_Recorded information:_
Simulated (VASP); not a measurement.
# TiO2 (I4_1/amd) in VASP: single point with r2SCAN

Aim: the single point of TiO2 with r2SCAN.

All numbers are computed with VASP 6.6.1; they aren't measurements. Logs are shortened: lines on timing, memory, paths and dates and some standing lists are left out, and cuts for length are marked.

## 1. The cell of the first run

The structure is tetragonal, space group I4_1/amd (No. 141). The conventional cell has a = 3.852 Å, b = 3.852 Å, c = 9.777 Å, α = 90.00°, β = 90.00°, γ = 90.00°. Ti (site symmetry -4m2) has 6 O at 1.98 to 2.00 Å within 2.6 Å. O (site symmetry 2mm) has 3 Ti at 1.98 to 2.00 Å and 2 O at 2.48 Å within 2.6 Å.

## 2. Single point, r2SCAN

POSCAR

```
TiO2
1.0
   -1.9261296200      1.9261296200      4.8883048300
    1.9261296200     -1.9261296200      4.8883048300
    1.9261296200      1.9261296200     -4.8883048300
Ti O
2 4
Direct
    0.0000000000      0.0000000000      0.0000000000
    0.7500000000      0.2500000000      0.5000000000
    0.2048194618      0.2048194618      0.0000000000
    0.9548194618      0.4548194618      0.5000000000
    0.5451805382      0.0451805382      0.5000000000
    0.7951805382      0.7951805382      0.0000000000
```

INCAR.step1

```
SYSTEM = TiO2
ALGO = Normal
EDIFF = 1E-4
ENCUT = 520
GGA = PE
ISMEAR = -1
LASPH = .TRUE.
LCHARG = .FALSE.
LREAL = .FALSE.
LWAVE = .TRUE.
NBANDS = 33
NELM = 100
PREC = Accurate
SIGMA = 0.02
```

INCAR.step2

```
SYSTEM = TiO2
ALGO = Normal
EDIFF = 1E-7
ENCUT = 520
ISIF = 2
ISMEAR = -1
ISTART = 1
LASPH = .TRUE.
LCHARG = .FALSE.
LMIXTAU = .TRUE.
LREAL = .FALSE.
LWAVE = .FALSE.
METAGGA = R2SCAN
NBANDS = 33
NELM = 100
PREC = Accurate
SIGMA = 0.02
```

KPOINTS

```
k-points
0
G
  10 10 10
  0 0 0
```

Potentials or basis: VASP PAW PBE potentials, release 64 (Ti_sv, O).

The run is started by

_Brief:_ Return the lines of the listing above exactly as they appear, starting with the first and stopping after the line that holds "Aim: the single point of TiO2 with r2SCAN.".

_Exercise solution:_
Simulated (VASP); not a measurement.
# TiO2 (I4_1/amd) in VASP: single point with r2SCAN

Aim: the single point of TiO2 with r2SCAN.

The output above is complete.